** BRIEF **
Reproduce the complete set of records, exactly as they appear.

■ ■ ■

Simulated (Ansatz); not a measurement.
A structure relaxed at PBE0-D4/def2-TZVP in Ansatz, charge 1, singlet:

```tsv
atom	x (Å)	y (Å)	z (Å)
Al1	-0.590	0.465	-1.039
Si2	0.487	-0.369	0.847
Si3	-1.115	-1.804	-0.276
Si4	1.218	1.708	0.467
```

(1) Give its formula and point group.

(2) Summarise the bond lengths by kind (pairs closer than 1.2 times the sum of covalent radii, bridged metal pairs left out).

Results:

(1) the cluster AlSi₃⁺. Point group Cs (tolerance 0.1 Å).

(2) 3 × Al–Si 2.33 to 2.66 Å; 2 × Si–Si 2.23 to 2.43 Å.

■ ■ ■

** YOUR SOLUTION **
Simulated (Ansatz); not a measurement.
A structure relaxed at PBE0-D4/def2-TZVP in Ansatz, charge 1, singlet:

```tsv
atom	x (Å)	y (Å)	z (Å)
Al1	-0.590	0.465	-1.039
Si2	0.487	-0.369	0.847
Si3	-1.115	-1.804	-0.276
Si4	1.218	1.708	0.467
```

(1) Give its formula and point group.

(2) Summarise the bond lengths by kind (pairs closer than 1.2 times the sum of covalent radii, bridged metal pairs left out).

Results:

(1) the cluster AlSi₃⁺. Point group Cs (tolerance 0.1 Å).

(2) 3 × Al–Si 2.33 to 2.66 Å; 2 × Si–Si 2.23 to 2.43 Å.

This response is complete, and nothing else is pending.